**LISTED RECORDS**
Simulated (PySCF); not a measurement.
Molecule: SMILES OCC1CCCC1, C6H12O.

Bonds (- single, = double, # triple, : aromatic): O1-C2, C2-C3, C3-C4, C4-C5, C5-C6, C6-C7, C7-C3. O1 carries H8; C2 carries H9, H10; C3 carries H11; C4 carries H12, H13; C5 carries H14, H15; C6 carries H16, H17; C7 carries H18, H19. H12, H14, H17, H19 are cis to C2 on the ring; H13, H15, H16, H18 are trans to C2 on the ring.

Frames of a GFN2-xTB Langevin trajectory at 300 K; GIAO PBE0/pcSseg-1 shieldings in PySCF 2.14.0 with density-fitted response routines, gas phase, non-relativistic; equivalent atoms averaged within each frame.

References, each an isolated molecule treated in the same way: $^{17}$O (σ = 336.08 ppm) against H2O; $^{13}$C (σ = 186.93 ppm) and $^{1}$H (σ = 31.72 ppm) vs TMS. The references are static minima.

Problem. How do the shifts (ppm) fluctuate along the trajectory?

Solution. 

**WORK REQUEST**
Going down the listing above, begin printing at the line with "Frames of a" and finish with the line with "Problem. How do", exactly as they appear.

**RESULT**
Frames of a GFN2-xTB Langevin trajectory at 300 K; GIAO PBE0/pcSseg-1 shieldings in PySCF 2.14.0 with density-fitted response routines, gas phase, non-relativistic; equivalent atoms averaged within each frame.

References, each an isolated molecule treated in the same way: $^{17}$O (σ = 336.08 ppm) against H2O; $^{13}$C (σ = 186.93 ppm) and $^{1}$H (σ = 31.72 ppm) vs TMS. The references are static minima.

Problem. How do the shifts (ppm) fluctuate along the trajectory?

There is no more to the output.